Supplied entries =
+---+
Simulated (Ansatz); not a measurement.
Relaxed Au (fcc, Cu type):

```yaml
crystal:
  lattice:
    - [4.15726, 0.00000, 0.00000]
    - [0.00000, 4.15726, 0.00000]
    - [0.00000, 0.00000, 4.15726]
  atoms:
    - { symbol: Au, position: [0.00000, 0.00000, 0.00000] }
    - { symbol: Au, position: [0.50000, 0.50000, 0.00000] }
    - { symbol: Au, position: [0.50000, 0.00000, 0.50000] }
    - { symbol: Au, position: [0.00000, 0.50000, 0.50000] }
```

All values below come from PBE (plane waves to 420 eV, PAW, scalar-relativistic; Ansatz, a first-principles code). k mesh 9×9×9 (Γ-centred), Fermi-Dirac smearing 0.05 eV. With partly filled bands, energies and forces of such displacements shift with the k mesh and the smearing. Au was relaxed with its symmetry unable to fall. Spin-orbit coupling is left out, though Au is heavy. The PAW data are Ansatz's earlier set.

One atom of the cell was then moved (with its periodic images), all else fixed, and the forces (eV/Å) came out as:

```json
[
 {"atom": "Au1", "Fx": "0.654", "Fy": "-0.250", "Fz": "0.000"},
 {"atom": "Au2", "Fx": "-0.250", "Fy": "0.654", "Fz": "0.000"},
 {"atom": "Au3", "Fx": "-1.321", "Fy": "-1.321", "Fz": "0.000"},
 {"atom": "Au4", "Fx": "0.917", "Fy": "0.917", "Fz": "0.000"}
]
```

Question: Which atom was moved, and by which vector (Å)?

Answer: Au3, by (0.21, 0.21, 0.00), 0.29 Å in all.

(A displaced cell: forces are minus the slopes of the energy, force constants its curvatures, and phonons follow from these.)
+---+

Task item = Output the lines above between the one holding "Question: Which atom" and the one holding "Answer: Au3, by", inclusive, with nothing before or after them.

Task result =
Question: Which atom was moved, and by which vector (Å)?

Answer: Au3, by (0.21, 0.21, 0.00), 0.29 Å in all.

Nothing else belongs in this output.